== Provided records ==
========================================

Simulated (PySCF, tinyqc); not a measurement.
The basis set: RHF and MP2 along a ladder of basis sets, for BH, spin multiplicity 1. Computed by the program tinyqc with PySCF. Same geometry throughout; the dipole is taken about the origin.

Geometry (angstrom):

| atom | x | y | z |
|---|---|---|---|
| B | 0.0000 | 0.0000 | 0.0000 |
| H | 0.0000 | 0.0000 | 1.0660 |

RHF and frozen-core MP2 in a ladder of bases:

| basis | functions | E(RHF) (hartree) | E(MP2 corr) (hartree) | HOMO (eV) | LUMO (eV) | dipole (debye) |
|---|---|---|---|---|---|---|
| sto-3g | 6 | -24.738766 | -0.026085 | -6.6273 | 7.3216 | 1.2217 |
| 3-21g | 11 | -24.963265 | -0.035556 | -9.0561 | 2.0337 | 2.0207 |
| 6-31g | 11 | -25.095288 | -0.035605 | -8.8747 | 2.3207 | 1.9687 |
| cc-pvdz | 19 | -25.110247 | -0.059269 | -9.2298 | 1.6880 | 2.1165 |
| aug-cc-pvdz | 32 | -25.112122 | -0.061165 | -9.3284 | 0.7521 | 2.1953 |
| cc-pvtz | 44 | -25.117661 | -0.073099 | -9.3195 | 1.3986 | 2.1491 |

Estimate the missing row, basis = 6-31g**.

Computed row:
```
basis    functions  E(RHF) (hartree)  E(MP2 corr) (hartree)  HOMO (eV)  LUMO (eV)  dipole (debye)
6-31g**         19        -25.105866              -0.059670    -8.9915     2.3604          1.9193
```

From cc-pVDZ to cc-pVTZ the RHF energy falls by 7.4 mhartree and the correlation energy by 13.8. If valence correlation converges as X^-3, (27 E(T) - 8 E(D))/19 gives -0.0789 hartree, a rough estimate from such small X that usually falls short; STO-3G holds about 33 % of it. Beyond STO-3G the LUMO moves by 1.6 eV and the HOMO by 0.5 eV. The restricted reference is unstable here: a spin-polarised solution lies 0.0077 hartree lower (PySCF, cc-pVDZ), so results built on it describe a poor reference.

========================================

== Work item ==
Everything from the first line of the records above through the line containing "RHF and frozen-core" should be restated word for word; leave out all other lines.

== Worked solution ==
Simulated (PySCF, tinyqc); not a measurement.
The basis set: RHF and MP2 along a ladder of basis sets, for BH, spin multiplicity 1. Computed by the program tinyqc with PySCF. Same geometry throughout; the dipole is taken about the origin.

Geometry (angstrom):

| atom | x | y | z |
|---|---|---|---|
| B | 0.0000 | 0.0000 | 0.0000 |
| H | 0.0000 | 0.0000 | 1.0660 |

RHF and frozen-core MP2 in a ladder of bases:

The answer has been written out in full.